- _WORK ITEM_
The answer must be the full listing, written out exactly.

——————————

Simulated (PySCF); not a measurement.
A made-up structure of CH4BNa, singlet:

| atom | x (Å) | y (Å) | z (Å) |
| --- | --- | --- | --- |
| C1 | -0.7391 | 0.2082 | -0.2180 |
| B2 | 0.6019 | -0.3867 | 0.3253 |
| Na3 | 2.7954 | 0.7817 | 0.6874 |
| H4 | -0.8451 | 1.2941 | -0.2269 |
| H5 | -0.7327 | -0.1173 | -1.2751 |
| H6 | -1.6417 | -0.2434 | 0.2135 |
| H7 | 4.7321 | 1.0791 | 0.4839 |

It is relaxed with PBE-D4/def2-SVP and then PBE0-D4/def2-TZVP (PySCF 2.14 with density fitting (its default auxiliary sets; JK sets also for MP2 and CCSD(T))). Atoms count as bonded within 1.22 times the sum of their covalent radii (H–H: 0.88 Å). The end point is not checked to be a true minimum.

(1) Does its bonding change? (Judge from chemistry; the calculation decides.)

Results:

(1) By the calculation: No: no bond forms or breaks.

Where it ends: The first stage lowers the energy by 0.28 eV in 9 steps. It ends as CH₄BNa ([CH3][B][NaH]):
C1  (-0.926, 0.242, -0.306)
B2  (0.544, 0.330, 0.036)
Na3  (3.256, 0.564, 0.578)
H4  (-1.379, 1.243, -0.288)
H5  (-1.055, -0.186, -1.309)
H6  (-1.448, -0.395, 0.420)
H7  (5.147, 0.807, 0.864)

——————————

- _REPLY_
Simulated (PySCF); not a measurement.
A made-up structure of CH4BNa, singlet:

| atom | x (Å) | y (Å) | z (Å) |
| --- | --- | --- | --- |
| C1 | -0.7391 | 0.2082 | -0.2180 |
| B2 | 0.6019 | -0.3867 | 0.3253 |
| Na3 | 2.7954 | 0.7817 | 0.6874 |
| H4 | -0.8451 | 1.2941 | -0.2269 |
| H5 | -0.7327 | -0.1173 | -1.2751 |
| H6 | -1.6417 | -0.2434 | 0.2135 |
| H7 | 4.7321 | 1.0791 | 0.4839 |

It is relaxed with PBE-D4/def2-SVP and then PBE0-D4/def2-TZVP (PySCF 2.14 with density fitting (its default auxiliary sets; JK sets also for MP2 and CCSD(T))). Atoms count as bonded within 1.22 times the sum of their covalent radii (H–H: 0.88 Å). The end point is not checked to be a true minimum.

(1) Does its bonding change? (Judge from chemistry; the calculation decides.)

Results:

(1) By the calculation: No: no bond forms or breaks.

Where it ends: The first stage lowers the energy by 0.28 eV in 9 steps. It ends as CH₄BNa ([CH3][B][NaH]):
C1  (-0.926, 0.242, -0.306)
B2  (0.544, 0.330, 0.036)
Na3  (3.256, 0.564, 0.578)
H4  (-1.379, 1.243, -0.288)
H5  (-1.055, -0.186, -1.309)
H6  (-1.448, -0.395, 0.420)
H7  (5.147, 0.807, 0.864)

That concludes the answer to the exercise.